▶ _Required action_:
Please set down exactly the lines of the listing below from the line containing "- Cutoff: 420" through the line containing "Answer: It ends", both lines included, leaving out all other lines.

▶ _Extracted information_:
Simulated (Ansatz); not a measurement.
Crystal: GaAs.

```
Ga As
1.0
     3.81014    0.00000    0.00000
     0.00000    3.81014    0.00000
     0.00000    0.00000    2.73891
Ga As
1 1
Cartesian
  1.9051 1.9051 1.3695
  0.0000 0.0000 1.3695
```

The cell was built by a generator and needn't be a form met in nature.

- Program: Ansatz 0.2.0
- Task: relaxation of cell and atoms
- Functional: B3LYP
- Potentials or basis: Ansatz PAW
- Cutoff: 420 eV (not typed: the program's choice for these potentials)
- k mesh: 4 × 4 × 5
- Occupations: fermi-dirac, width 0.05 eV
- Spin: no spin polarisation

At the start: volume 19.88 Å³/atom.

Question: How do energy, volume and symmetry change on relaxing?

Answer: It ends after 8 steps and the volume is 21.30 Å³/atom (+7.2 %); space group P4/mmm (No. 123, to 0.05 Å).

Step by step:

▶ _Worked solution_:
- Cutoff: 420 eV (not typed: the program's choice for these potentials)
- k mesh: 4 × 4 × 5
- Occupations: fermi-dirac, width 0.05 eV
- Spin: no spin polarisation

At the start: volume 19.88 Å³/atom.

Question: How do energy, volume and symmetry change on relaxing?

Answer: It ends after 8 steps and the volume is 21.30 Å³/atom (+7.2 %); space group P4/mmm (No. 123, to 0.05 Å).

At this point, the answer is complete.